**Record extracts:**
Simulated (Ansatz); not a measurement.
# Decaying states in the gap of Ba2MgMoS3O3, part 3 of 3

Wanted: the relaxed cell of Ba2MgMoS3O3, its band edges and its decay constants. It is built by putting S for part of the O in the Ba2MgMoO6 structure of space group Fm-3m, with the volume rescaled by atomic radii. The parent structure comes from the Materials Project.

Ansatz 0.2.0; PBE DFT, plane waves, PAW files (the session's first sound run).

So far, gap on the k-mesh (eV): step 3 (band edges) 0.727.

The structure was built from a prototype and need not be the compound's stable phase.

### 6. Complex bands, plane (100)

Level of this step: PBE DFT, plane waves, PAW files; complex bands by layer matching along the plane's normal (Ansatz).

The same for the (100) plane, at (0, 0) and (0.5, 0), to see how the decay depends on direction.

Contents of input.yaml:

**Requirement:**
The response must consist solely of the lines from the first line of the entries through the line containing "# Decaying states", repeated exactly.

**Task response:**
Simulated (Ansatz); not a measurement.
# Decaying states in the gap of Ba2MgMoS3O3, part 3 of 3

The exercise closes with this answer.